_ _ _

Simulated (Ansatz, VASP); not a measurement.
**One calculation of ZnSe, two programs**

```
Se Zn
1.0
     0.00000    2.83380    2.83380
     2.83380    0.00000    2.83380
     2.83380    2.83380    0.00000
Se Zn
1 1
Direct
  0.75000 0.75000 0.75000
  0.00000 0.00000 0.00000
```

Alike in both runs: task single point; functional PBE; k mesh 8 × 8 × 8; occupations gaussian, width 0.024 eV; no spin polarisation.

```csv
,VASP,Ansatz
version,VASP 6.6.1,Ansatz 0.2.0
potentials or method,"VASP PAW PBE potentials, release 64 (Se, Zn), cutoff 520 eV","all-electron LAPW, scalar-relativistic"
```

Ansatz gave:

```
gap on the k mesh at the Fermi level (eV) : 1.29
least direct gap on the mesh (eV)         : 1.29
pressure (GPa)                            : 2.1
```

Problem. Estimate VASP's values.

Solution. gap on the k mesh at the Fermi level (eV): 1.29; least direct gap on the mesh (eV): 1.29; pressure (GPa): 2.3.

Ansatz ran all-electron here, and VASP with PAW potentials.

_ _ _

Work request:
Exact copy required. Repeat the material above in full.

Task output:
Simulated (Ansatz, VASP); not a measurement.
**One calculation of ZnSe, two programs**

```
Se Zn
1.0
     0.00000    2.83380    2.83380
     2.83380    0.00000    2.83380
     2.83380    2.83380    0.00000
Se Zn
1 1
Direct
  0.75000 0.75000 0.75000
  0.00000 0.00000 0.00000
```

Alike in both runs: task single point; functional PBE; k mesh 8 × 8 × 8; occupations gaussian, width 0.024 eV; no spin polarisation.

```csv
,VASP,Ansatz
version,VASP 6.6.1,Ansatz 0.2.0
potentials or method,"VASP PAW PBE potentials, release 64 (Se, Zn), cutoff 520 eV","all-electron LAPW, scalar-relativistic"
```

Ansatz gave:

```
gap on the k mesh at the Fermi level (eV) : 1.29
least direct gap on the mesh (eV)         : 1.29
pressure (GPa)                            : 2.1
```

Problem. Estimate VASP's values.

Solution. gap on the k mesh at the Fermi level (eV): 1.29; least direct gap on the mesh (eV): 1.29; pressure (GPa): 2.3.

Ansatz ran all-electron here, and VASP with PAW potentials.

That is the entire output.